Records provided:
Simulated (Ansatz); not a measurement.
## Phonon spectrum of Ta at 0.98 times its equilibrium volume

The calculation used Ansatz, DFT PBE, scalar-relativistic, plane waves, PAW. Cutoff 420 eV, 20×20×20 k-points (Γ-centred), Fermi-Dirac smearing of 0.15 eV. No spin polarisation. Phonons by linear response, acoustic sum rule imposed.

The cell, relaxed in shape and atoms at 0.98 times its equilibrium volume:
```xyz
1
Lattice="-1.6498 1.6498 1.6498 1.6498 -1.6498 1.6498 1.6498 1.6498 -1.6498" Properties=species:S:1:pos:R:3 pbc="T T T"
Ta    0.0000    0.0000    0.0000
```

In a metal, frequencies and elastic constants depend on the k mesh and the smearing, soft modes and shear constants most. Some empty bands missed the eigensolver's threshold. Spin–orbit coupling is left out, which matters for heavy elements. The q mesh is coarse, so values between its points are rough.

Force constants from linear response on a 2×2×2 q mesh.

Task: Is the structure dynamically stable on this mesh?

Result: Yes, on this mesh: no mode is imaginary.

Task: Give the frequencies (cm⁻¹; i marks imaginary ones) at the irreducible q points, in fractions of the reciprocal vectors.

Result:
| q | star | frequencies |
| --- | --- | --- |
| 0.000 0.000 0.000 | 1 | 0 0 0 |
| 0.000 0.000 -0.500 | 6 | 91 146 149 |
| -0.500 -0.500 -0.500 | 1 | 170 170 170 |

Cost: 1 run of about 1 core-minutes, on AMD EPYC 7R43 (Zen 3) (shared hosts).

Work item: Could you output, exactly and with nothing else, the lines from the start of the records through the line containing "Task: Is the"?

Task answer:
Simulated (Ansatz); not a measurement.
## Phonon spectrum of Ta at 0.98 times its equilibrium volume

The calculation used Ansatz, DFT PBE, scalar-relativistic, plane waves, PAW. Cutoff 420 eV, 20×20×20 k-points (Γ-centred), Fermi-Dirac smearing of 0.15 eV. No spin polarisation. Phonons by linear response, acoustic sum rule imposed.

The cell, relaxed in shape and atoms at 0.98 times its equilibrium volume:
```xyz
1
Lattice="-1.6498 1.6498 1.6498 1.6498 -1.6498 1.6498 1.6498 1.6498 -1.6498" Properties=species:S:1:pos:R:3 pbc="T T T"
Ta    0.0000    0.0000    0.0000
```

In a metal, frequencies and elastic constants depend on the k mesh and the smearing, soft modes and shear constants most. Some empty bands missed the eigensolver's threshold. Spin–orbit coupling is left out, which matters for heavy elements. The q mesh is coarse, so values between its points are rough.

Force constants from linear response on a 2×2×2 q mesh.

Task: Is the structure dynamically stable on this mesh?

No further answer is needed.